=== WORK ITEM ===
Give back exactly the lines of the material below that start at the line containing "R124 at several" and end at the line containing "- 135.35, Soave-Redlich-Kwong: 0.4636", and no others.

Top of AVAILABLE DATA

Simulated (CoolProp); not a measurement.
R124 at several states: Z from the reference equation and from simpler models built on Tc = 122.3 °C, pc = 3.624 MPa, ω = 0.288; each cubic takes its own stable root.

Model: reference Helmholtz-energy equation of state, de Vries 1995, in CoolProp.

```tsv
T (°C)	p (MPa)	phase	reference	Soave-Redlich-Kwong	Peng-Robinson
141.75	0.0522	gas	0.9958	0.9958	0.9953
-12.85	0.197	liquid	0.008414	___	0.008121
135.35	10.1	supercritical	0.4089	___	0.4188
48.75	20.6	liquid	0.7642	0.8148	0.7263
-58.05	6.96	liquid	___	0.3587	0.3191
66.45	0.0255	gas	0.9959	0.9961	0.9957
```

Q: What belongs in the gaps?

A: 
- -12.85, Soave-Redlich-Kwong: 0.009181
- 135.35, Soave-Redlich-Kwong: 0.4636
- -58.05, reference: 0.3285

Bottom of AVAILABLE DATA

=== ANSWER BOX ===
R124 at several states: Z from the reference equation and from simpler models built on Tc = 122.3 °C, pc = 3.624 MPa, ω = 0.288; each cubic takes its own stable root.

Model: reference Helmholtz-energy equation of state, de Vries 1995, in CoolProp.

```tsv
T (°C)	p (MPa)	phase	reference	Soave-Redlich-Kwong	Peng-Robinson
141.75	0.0522	gas	0.9958	0.9958	0.9953
-12.85	0.197	liquid	0.008414	___	0.008121
135.35	10.1	supercritical	0.4089	___	0.4188
48.75	20.6	liquid	0.7642	0.8148	0.7263
-58.05	6.96	liquid	___	0.3587	0.3191
66.45	0.0255	gas	0.9959	0.9961	0.9957
```

Q: What belongs in the gaps?

A: 
- -12.85, Soave-Redlich-Kwong: 0.009181
- 135.35, Soave-Redlich-Kwong: 0.4636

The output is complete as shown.